* Data supplied *
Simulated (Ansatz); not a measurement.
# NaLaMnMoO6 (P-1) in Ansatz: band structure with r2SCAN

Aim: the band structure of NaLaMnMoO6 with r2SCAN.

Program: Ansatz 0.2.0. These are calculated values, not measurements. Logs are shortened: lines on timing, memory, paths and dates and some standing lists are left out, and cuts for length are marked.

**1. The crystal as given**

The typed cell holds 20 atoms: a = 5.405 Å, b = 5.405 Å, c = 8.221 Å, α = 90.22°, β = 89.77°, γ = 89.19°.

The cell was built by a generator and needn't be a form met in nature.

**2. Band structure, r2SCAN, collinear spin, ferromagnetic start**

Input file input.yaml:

* Brief *
In this exercise, give every record above again exactly.

* Your response *
Simulated (Ansatz); not a measurement.
# NaLaMnMoO6 (P-1) in Ansatz: band structure with r2SCAN

Aim: the band structure of NaLaMnMoO6 with r2SCAN.

Program: Ansatz 0.2.0. These are calculated values, not measurements. Logs are shortened: lines on timing, memory, paths and dates and some standing lists are left out, and cuts for length are marked.

**1. The crystal as given**

The typed cell holds 20 atoms: a = 5.405 Å, b = 5.405 Å, c = 8.221 Å, α = 90.22°, β = 89.77°, γ = 89.19°.

The cell was built by a generator and needn't be a form met in nature.

**2. Band structure, r2SCAN, collinear spin, ferromagnetic start**

Input file input.yaml:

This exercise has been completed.